- Opening Delimiter -

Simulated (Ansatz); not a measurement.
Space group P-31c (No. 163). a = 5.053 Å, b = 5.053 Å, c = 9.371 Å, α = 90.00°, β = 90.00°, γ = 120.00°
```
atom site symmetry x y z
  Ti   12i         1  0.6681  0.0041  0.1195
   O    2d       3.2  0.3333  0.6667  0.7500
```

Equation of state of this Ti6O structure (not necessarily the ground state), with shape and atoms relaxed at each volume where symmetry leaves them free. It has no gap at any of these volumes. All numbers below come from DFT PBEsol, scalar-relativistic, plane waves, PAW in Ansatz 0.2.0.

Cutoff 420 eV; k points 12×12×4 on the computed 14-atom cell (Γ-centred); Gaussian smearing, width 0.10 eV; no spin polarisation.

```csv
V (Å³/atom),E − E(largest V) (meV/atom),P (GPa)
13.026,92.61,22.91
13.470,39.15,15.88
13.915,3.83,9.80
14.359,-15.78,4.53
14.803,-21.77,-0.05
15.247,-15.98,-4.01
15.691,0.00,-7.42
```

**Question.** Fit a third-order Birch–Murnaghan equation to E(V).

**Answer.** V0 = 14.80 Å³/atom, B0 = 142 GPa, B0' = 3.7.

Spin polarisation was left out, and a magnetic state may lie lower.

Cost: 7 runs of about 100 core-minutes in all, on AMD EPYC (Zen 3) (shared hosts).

- Closing Delimiter -

__Work item__:
Each line from the first line of the entries up to and including the line containing "Spin polarisation was" should be transcribed exactly, with all other lines left out.

__Result__:
Simulated (Ansatz); not a measurement.
Space group P-31c (No. 163). a = 5.053 Å, b = 5.053 Å, c = 9.371 Å, α = 90.00°, β = 90.00°, γ = 120.00°
```
atom site symmetry x y z
  Ti   12i         1  0.6681  0.0041  0.1195
   O    2d       3.2  0.3333  0.6667  0.7500
```

Equation of state of this Ti6O structure (not necessarily the ground state), with shape and atoms relaxed at each volume where symmetry leaves them free. It has no gap at any of these volumes. All numbers below come from DFT PBEsol, scalar-relativistic, plane waves, PAW in Ansatz 0.2.0.

Cutoff 420 eV; k points 12×12×4 on the computed 14-atom cell (Γ-centred); Gaussian smearing, width 0.10 eV; no spin polarisation.

```csv
V (Å³/atom),E − E(largest V) (meV/atom),P (GPa)
13.026,92.61,22.91
13.470,39.15,15.88
13.915,3.83,9.80
14.359,-15.78,4.53
14.803,-21.77,-0.05
15.247,-15.98,-4.01
15.691,0.00,-7.42
```

**Question.** Fit a third-order Birch–Murnaghan equation to E(V).

**Answer.** V0 = 14.80 Å³/atom, B0 = 142 GPa, B0' = 3.7.

Spin polarisation was left out, and a magnetic state may lie lower.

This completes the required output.